Set down, please, without alteration, the lines of the entries below from the first through the one containing "in this picture.**".

> **Material supplied**
= Beginning of Section =
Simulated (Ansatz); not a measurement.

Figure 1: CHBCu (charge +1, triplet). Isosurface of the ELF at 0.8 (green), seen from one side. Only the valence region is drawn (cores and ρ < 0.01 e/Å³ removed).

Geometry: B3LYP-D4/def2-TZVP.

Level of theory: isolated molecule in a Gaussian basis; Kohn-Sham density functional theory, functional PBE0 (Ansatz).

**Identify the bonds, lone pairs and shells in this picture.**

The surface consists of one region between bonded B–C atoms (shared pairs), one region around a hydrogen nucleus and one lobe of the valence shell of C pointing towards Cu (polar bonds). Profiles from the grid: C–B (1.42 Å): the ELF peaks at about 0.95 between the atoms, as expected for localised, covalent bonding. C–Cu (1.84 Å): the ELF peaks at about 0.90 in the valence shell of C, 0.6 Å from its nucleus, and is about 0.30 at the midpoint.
= End of Section =

> **Task response**
Simulated (Ansatz); not a measurement.

Figure 1: CHBCu (charge +1, triplet). Isosurface of the ELF at 0.8 (green), seen from one side. Only the valence region is drawn (cores and ρ < 0.01 e/Å³ removed).

Geometry: B3LYP-D4/def2-TZVP.

Level of theory: isolated molecule in a Gaussian basis; Kohn-Sham density functional theory, functional PBE0 (Ansatz).

**Identify the bonds, lone pairs and shells in this picture.**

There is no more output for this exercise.